Exercise -
Please write the data out once more, exactly as it is given.

Extracted records -
════

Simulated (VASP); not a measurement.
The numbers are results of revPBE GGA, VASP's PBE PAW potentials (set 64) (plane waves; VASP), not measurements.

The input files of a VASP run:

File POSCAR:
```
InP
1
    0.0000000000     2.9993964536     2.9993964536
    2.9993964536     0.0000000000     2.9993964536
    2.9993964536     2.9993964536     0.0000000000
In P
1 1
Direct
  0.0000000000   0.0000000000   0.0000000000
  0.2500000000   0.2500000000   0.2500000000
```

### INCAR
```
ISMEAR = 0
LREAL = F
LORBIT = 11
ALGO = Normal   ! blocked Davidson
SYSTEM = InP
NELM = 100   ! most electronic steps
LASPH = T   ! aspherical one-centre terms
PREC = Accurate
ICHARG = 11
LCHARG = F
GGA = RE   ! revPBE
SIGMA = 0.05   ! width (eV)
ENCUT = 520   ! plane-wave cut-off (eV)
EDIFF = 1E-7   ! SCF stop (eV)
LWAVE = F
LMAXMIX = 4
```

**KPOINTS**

════

Reply -
Simulated (VASP); not a measurement.
The numbers are results of revPBE GGA, VASP's PBE PAW potentials (set 64) (plane waves; VASP), not measurements.

The input files of a VASP run:

File POSCAR:
```
InP
1
    0.0000000000     2.9993964536     2.9993964536
    2.9993964536     0.0000000000     2.9993964536
    2.9993964536     2.9993964536     0.0000000000
In P
1 1
Direct
  0.0000000000   0.0000000000   0.0000000000
  0.2500000000   0.2500000000   0.2500000000
```

### INCAR
```
ISMEAR = 0
LREAL = F
LORBIT = 11
ALGO = Normal   ! blocked Davidson
SYSTEM = InP
NELM = 100   ! most electronic steps
LASPH = T   ! aspherical one-centre terms
PREC = Accurate
ICHARG = 11
LCHARG = F
GGA = RE   ! revPBE
SIGMA = 0.05   ! width (eV)
ENCUT = 520   ! plane-wave cut-off (eV)
EDIFF = 1E-7   ! SCF stop (eV)
LWAVE = F
LMAXMIX = 4
```

**KPOINTS**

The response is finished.